Write out the lines from the top of the material through the line with "The input as", exactly and with nothing added.

•••
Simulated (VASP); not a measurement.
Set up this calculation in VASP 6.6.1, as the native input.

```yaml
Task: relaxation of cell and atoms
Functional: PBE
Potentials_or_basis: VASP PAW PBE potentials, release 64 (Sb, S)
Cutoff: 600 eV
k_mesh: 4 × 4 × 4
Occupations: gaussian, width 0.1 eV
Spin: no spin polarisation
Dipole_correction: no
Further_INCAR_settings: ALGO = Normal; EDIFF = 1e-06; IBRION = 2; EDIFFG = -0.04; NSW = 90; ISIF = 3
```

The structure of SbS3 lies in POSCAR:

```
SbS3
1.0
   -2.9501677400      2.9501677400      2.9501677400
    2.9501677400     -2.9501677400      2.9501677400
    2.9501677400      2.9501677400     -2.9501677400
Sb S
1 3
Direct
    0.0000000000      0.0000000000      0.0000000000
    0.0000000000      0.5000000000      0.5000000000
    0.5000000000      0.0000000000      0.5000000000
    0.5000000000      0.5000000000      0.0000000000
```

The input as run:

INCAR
•••

* Exercise answer
Simulated (VASP); not a measurement.
Set up this calculation in VASP 6.6.1, as the native input.

```yaml
Task: relaxation of cell and atoms
Functional: PBE
Potentials_or_basis: VASP PAW PBE potentials, release 64 (Sb, S)
Cutoff: 600 eV
k_mesh: 4 × 4 × 4
Occupations: gaussian, width 0.1 eV
Spin: no spin polarisation
Dipole_correction: no
Further_INCAR_settings: ALGO = Normal; EDIFF = 1e-06; IBRION = 2; EDIFFG = -0.04; NSW = 90; ISIF = 3
```

The structure of SbS3 lies in POSCAR:

```
SbS3
1.0
   -2.9501677400      2.9501677400      2.9501677400
    2.9501677400     -2.9501677400      2.9501677400
    2.9501677400      2.9501677400     -2.9501677400
Sb S
1 3
Direct
    0.0000000000      0.0000000000      0.0000000000
    0.0000000000      0.5000000000      0.5000000000
    0.5000000000      0.0000000000      0.5000000000
    0.5000000000      0.5000000000      0.0000000000
```

The input as run:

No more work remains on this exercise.